_ _ _ _ _ _ _

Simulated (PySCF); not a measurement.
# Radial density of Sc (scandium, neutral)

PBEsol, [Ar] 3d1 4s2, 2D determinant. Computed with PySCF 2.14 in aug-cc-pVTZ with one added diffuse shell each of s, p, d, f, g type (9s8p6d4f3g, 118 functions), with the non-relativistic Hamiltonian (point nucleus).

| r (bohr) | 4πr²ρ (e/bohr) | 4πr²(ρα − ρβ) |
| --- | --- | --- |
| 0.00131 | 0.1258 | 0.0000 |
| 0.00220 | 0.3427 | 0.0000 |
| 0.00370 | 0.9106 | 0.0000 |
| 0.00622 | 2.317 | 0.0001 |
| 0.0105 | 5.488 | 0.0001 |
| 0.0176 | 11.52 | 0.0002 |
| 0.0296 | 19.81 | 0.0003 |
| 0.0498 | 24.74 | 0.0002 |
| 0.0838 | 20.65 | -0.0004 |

_ _ _ _ _ _ _

Assigned task:
Without leaving anything out, transcribe the records above exactly.

Exercise answer:
Simulated (PySCF); not a measurement.
# Radial density of Sc (scandium, neutral)

PBEsol, [Ar] 3d1 4s2, 2D determinant. Computed with PySCF 2.14 in aug-cc-pVTZ with one added diffuse shell each of s, p, d, f, g type (9s8p6d4f3g, 118 functions), with the non-relativistic Hamiltonian (point nucleus).

| r (bohr) | 4πr²ρ (e/bohr) | 4πr²(ρα − ρβ) |
| --- | --- | --- |
| 0.00131 | 0.1258 | 0.0000 |
| 0.00220 | 0.3427 | 0.0000 |
| 0.00370 | 0.9106 | 0.0000 |
| 0.00622 | 2.317 | 0.0001 |
| 0.0105 | 5.488 | 0.0001 |
| 0.0176 | 11.52 | 0.0002 |
| 0.0296 | 19.81 | 0.0003 |
| 0.0498 | 24.74 | 0.0002 |
| 0.0838 | 20.65 | -0.0004 |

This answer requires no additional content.